Work request:
Starting at the first line of the data below, retype every line up to and including the one containing "(Cell as relaxed with PBE.)".

Data provided:
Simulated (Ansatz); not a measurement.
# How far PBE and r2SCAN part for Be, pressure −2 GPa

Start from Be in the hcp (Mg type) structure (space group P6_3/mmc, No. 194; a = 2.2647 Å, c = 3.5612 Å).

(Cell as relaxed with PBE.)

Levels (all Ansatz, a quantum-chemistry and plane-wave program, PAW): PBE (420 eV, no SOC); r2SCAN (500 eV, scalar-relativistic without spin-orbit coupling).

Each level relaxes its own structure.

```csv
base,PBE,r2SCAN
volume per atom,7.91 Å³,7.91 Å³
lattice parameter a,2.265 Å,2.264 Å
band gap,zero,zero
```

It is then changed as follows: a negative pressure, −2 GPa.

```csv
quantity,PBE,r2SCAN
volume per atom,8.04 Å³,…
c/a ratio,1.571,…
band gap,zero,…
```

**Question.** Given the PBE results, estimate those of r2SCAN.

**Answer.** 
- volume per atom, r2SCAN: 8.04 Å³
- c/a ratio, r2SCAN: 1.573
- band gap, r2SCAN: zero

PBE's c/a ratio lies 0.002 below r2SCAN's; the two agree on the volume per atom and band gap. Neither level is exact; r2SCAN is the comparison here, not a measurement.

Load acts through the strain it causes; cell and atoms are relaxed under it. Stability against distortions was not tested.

Written reply:
Simulated (Ansatz); not a measurement.
# How far PBE and r2SCAN part for Be, pressure −2 GPa

Start from Be in the hcp (Mg type) structure (space group P6_3/mmc, No. 194; a = 2.2647 Å, c = 3.5612 Å).

(Cell as relaxed with PBE.)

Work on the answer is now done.